Top of RECORD EXTRACTS
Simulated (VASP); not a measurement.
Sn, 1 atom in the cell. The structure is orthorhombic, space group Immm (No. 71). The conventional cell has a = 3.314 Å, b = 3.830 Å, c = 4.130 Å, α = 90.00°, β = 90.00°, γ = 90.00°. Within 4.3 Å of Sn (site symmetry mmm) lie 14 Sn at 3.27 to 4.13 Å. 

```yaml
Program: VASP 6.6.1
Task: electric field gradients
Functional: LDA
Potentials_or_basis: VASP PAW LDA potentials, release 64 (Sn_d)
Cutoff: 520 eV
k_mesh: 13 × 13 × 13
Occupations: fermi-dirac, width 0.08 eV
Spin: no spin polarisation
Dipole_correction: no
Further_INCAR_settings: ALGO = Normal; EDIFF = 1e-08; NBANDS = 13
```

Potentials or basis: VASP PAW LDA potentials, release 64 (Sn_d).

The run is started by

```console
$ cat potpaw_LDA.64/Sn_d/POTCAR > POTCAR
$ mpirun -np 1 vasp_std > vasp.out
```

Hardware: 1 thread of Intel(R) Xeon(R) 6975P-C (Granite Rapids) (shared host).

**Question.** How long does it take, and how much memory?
Bottom of RECORD EXTRACTS

#### WORK INSTRUCTION:
Return nothing but the lines from the top of the records above through the line that has "Hardware: 1 thread". Keep each one exact.

#### TASK ANSWER:
Simulated (VASP); not a measurement.
Sn, 1 atom in the cell. The structure is orthorhombic, space group Immm (No. 71). The conventional cell has a = 3.314 Å, b = 3.830 Å, c = 4.130 Å, α = 90.00°, β = 90.00°, γ = 90.00°. Within 4.3 Å of Sn (site symmetry mmm) lie 14 Sn at 3.27 to 4.13 Å. 

```yaml
Program: VASP 6.6.1
Task: electric field gradients
Functional: LDA
Potentials_or_basis: VASP PAW LDA potentials, release 64 (Sn_d)
Cutoff: 520 eV
k_mesh: 13 × 13 × 13
Occupations: fermi-dirac, width 0.08 eV
Spin: no spin polarisation
Dipole_correction: no
Further_INCAR_settings: ALGO = Normal; EDIFF = 1e-08; NBANDS = 13
```

Potentials or basis: VASP PAW LDA potentials, release 64 (Sn_d).

The run is started by

```console
$ cat potpaw_LDA.64/Sn_d/POTCAR > POTCAR
$ mpirun -np 1 vasp_std > vasp.out
```

Hardware: 1 thread of Intel(R) Xeon(R) 6975P-C (Granite Rapids) (shared host).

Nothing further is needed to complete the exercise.